## Work order
Repeat the entries below exactly and in full.

## Given data
════════════════════

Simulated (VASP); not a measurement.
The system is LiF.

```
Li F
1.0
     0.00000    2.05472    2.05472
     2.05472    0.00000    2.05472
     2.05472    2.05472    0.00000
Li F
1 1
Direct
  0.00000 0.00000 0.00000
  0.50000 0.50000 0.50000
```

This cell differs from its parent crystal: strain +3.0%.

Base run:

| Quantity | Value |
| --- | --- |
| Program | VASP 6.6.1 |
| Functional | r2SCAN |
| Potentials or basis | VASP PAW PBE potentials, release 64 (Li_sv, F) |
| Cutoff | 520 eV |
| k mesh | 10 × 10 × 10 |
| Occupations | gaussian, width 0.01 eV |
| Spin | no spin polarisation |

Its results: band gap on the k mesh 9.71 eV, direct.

════════════════════

## Your response
Simulated (VASP); not a measurement.
The system is LiF.

```
Li F
1.0
     0.00000    2.05472    2.05472
     2.05472    0.00000    2.05472
     2.05472    2.05472    0.00000
Li F
1 1
Direct
  0.00000 0.00000 0.00000
  0.50000 0.50000 0.50000
```

This cell differs from its parent crystal: strain +3.0%.

Base run:

| Quantity | Value |
| --- | --- |
| Program | VASP 6.6.1 |
| Functional | r2SCAN |
| Potentials or basis | VASP PAW PBE potentials, release 64 (Li_sv, F) |
| Cutoff | 520 eV |
| k mesh | 10 × 10 × 10 |
| Occupations | gaussian, width 0.01 eV |
| Spin | no spin polarisation |

Its results: band gap on the k mesh 9.71 eV, direct.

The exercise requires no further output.